_Work order:_ Every line between the top of the data below and the line with "the first run**", both ends included, must be retyped exactly.

☆ ☆ ☆ ☆
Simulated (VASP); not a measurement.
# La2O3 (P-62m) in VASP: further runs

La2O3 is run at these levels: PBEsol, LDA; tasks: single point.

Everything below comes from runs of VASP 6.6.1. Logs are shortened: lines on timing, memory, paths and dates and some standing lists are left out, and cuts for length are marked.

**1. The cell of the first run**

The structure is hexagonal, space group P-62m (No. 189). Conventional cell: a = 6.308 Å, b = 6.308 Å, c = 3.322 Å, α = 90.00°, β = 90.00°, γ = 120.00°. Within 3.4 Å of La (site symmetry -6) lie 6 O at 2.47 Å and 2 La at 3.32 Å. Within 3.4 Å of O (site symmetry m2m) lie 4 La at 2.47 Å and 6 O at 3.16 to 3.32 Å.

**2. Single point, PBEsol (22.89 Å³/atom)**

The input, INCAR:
☆ ☆ ☆ ☆

_Exercise response:_
Simulated (VASP); not a measurement.
# La2O3 (P-62m) in VASP: further runs

La2O3 is run at these levels: PBEsol, LDA; tasks: single point.

Everything below comes from runs of VASP 6.6.1. Logs are shortened: lines on timing, memory, paths and dates and some standing lists are left out, and cuts for length are marked.

**1. The cell of the first run**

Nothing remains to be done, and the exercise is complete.